> [Exercise]: Your task is to quote the records from their first line through the line containing "1. Products less", with nothing added or left out.

== Segment start ==
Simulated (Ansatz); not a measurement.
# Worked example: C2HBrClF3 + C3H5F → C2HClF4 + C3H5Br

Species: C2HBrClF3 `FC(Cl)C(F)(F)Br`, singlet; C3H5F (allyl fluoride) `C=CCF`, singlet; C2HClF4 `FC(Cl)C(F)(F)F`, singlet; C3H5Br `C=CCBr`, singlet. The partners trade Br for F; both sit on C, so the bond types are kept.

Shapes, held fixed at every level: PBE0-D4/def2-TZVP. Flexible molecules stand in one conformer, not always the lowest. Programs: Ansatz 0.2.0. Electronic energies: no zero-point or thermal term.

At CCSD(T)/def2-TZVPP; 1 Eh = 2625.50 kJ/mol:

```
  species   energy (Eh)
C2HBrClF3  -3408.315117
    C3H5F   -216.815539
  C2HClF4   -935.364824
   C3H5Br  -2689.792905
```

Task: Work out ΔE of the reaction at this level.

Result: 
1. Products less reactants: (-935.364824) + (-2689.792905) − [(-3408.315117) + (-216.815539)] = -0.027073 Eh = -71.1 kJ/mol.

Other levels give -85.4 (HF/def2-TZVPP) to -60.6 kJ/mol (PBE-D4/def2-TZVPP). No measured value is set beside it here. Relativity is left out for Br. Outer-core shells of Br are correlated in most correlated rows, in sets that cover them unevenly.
== Segment end ==

> [Task output]:
Simulated (Ansatz); not a measurement.
# Worked example: C2HBrClF3 + C3H5F → C2HClF4 + C3H5Br

Species: C2HBrClF3 `FC(Cl)C(F)(F)Br`, singlet; C3H5F (allyl fluoride) `C=CCF`, singlet; C2HClF4 `FC(Cl)C(F)(F)F`, singlet; C3H5Br `C=CCBr`, singlet. The partners trade Br for F; both sit on C, so the bond types are kept.

Shapes, held fixed at every level: PBE0-D4/def2-TZVP. Flexible molecules stand in one conformer, not always the lowest. Programs: Ansatz 0.2.0. Electronic energies: no zero-point or thermal term.

At CCSD(T)/def2-TZVPP; 1 Eh = 2625.50 kJ/mol:

```
  species   energy (Eh)
C2HBrClF3  -3408.315117
    C3H5F   -216.815539
  C2HClF4   -935.364824
   C3H5Br  -2689.792905
```

Task: Work out ΔE of the reaction at this level.

Result: 
1. Products less reactants: (-935.364824) + (-2689.792905) − [(-3408.315117) + (-216.815539)] = -0.027073 Eh = -71.1 kJ/mol.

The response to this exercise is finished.